## Data
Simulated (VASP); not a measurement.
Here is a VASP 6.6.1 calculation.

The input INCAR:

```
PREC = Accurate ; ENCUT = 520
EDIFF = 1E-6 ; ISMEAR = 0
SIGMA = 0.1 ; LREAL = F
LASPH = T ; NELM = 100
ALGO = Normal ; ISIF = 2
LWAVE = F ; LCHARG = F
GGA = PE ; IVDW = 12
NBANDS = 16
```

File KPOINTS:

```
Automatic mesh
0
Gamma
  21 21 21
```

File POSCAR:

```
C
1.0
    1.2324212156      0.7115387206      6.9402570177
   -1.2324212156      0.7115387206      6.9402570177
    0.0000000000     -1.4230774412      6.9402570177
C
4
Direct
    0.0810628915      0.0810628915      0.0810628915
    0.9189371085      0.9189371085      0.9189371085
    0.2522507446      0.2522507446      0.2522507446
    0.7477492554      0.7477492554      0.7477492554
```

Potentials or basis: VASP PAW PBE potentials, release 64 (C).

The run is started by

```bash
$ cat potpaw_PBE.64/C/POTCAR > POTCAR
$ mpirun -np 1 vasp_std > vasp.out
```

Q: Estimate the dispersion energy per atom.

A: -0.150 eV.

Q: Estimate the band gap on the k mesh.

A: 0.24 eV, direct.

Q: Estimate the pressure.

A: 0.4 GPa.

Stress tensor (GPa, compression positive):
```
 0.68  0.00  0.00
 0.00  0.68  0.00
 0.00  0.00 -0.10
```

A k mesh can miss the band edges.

## Exercise
From the first line of the records above down to the line containing "A: 0.24 eV, direct.", repeat each line exactly as written. Include both of those lines and add nothing.

## Written answer
Simulated (VASP); not a measurement.
Here is a VASP 6.6.1 calculation.

The input INCAR:

```
PREC = Accurate ; ENCUT = 520
EDIFF = 1E-6 ; ISMEAR = 0
SIGMA = 0.1 ; LREAL = F
LASPH = T ; NELM = 100
ALGO = Normal ; ISIF = 2
LWAVE = F ; LCHARG = F
GGA = PE ; IVDW = 12
NBANDS = 16
```

File KPOINTS:

```
Automatic mesh
0
Gamma
  21 21 21
```

File POSCAR:

```
C
1.0
    1.2324212156      0.7115387206      6.9402570177
   -1.2324212156      0.7115387206      6.9402570177
    0.0000000000     -1.4230774412      6.9402570177
C
4
Direct
    0.0810628915      0.0810628915      0.0810628915
    0.9189371085      0.9189371085      0.9189371085
    0.2522507446      0.2522507446      0.2522507446
    0.7477492554      0.7477492554      0.7477492554
```

Potentials or basis: VASP PAW PBE potentials, release 64 (C).

The run is started by

```bash
$ cat potpaw_PBE.64/C/POTCAR > POTCAR
$ mpirun -np 1 vasp_std > vasp.out
```

Q: Estimate the dispersion energy per atom.

A: -0.150 eV.

Q: Estimate the band gap on the k mesh.

A: 0.24 eV, direct.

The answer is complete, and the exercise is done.